Activity
Every record that follows should be written out again without any change.

Supplied records
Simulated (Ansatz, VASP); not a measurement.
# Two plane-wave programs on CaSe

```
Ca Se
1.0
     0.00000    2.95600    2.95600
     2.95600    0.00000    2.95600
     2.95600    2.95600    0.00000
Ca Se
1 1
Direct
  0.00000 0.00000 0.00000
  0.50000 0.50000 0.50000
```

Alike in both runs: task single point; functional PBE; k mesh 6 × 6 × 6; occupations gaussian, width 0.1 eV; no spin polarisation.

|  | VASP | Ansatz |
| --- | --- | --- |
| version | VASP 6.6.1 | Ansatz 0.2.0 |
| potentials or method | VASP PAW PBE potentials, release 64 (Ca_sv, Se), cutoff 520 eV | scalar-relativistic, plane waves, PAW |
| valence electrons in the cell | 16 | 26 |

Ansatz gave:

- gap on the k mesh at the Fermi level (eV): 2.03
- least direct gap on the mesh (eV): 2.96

Exercise answer
Simulated (Ansatz, VASP); not a measurement.
# Two plane-wave programs on CaSe

```
Ca Se
1.0
     0.00000    2.95600    2.95600
     2.95600    0.00000    2.95600
     2.95600    2.95600    0.00000
Ca Se
1 1
Direct
  0.00000 0.00000 0.00000
  0.50000 0.50000 0.50000
```

Alike in both runs: task single point; functional PBE; k mesh 6 × 6 × 6; occupations gaussian, width 0.1 eV; no spin polarisation.

|  | VASP | Ansatz |
| --- | --- | --- |
| version | VASP 6.6.1 | Ansatz 0.2.0 |
| potentials or method | VASP PAW PBE potentials, release 64 (Ca_sv, Se), cutoff 520 eV | scalar-relativistic, plane waves, PAW |
| valence electrons in the cell | 16 | 26 |

Ansatz gave:

- gap on the k mesh at the Fermi level (eV): 2.03
- least direct gap on the mesh (eV): 2.96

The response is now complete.